EXERCISE - The response must match the data below exactly, line for line.

PROVIDED RECORDS -
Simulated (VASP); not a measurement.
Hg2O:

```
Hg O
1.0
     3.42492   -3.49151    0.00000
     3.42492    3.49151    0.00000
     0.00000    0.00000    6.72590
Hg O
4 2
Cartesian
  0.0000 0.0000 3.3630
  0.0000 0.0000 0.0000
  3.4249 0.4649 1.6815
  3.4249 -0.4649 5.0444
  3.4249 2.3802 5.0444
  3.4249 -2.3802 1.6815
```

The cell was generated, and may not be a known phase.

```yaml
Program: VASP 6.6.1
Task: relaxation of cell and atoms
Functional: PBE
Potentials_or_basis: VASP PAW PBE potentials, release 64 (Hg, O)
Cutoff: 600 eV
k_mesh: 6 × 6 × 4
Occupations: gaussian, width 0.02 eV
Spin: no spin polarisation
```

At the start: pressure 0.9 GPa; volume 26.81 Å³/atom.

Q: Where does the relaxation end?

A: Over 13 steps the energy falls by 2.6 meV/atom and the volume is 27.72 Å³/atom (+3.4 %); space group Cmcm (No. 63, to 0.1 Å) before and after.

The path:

ANSWER BOX -
Simulated (VASP); not a measurement.
Hg2O:

```
Hg O
1.0
     3.42492   -3.49151    0.00000
     3.42492    3.49151    0.00000
     0.00000    0.00000    6.72590
Hg O
4 2
Cartesian
  0.0000 0.0000 3.3630
  0.0000 0.0000 0.0000
  3.4249 0.4649 1.6815
  3.4249 -0.4649 5.0444
  3.4249 2.3802 5.0444
  3.4249 -2.3802 1.6815
```

The cell was generated, and may not be a known phase.

```yaml
Program: VASP 6.6.1
Task: relaxation of cell and atoms
Functional: PBE
Potentials_or_basis: VASP PAW PBE potentials, release 64 (Hg, O)
Cutoff: 600 eV
k_mesh: 6 × 6 × 4
Occupations: gaussian, width 0.02 eV
Spin: no spin polarisation
```

At the start: pressure 0.9 GPa; volume 26.81 Å³/atom.

Q: Where does the relaxation end?

A: Over 13 steps the energy falls by 2.6 meV/atom and the volume is 27.72 Å³/atom (+3.4 %); space group Cmcm (No. 63, to 0.1 Å) before and after.

The path:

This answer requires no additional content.